== Raw data

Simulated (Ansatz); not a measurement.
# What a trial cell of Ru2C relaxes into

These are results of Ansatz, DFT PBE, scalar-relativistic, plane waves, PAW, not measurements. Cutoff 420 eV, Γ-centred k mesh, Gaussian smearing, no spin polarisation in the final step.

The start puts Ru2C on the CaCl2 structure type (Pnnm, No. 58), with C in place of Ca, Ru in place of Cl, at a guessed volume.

====

Work task |
Your output should be an exact copy of the lines from the top of the listing above to the line with "These are results", both ends included.

Written answer |
Simulated (Ansatz); not a measurement.
# What a trial cell of Ru2C relaxes into

These are results of Ansatz, DFT PBE, scalar-relativistic, plane waves, PAW, not measurements. Cutoff 420 eV, Γ-centred k mesh, Gaussian smearing, no spin polarisation in the final step.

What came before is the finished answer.